▶ [RECORDS SUPPLIED]:
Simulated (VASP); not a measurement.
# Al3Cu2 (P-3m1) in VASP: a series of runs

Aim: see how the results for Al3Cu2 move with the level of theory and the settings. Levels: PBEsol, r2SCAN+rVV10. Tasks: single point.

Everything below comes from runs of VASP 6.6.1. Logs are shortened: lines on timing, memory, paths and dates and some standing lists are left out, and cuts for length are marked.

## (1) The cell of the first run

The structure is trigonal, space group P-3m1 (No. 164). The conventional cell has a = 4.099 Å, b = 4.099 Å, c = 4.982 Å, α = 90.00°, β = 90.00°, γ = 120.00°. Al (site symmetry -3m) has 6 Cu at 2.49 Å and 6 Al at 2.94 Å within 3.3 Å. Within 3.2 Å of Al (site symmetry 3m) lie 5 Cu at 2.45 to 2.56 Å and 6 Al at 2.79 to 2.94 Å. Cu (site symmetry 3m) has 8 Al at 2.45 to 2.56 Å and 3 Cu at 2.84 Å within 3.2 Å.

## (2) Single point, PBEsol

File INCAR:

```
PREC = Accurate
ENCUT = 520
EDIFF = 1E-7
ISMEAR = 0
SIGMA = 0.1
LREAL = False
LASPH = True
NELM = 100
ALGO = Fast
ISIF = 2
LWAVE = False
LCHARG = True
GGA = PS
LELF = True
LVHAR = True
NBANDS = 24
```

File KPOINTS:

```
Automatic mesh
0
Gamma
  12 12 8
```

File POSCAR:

▶ [REQUIRED ACTION]: Working from the material above, retype exactly the lines from the one with "# Al3Cu2 (P-3m1) in VASP: a series of runs" through the one with "Aim: see how", both included, and only those lines.

▶ [EXERCISE RESULT]:
# Al3Cu2 (P-3m1) in VASP: a series of runs

Aim: see how the results for Al3Cu2 move with the level of theory and the settings. Levels: PBEsol, r2SCAN+rVV10. Tasks: single point.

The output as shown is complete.